-------- GIVEN DATA --------
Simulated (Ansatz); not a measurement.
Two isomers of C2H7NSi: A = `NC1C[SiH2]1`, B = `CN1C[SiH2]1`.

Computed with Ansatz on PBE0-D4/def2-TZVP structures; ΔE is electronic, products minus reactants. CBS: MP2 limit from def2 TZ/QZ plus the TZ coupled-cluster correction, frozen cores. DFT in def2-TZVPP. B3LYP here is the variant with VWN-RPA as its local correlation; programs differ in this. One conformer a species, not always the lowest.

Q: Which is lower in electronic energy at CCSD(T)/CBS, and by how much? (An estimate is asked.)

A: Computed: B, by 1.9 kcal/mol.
--------

ACTIVITY => You are asked to transcribe the complete data exactly.

EXERCISE OUTPUT =>
Simulated (Ansatz); not a measurement.
Two isomers of C2H7NSi: A = `NC1C[SiH2]1`, B = `CN1C[SiH2]1`.

Computed with Ansatz on PBE0-D4/def2-TZVP structures; ΔE is electronic, products minus reactants. CBS: MP2 limit from def2 TZ/QZ plus the TZ coupled-cluster correction, frozen cores. DFT in def2-TZVPP. B3LYP here is the variant with VWN-RPA as its local correlation; programs differ in this. One conformer a species, not always the lowest.

Q: Which is lower in electronic energy at CCSD(T)/CBS, and by how much? (An estimate is asked.)

A: Computed: B, by 1.9 kcal/mol.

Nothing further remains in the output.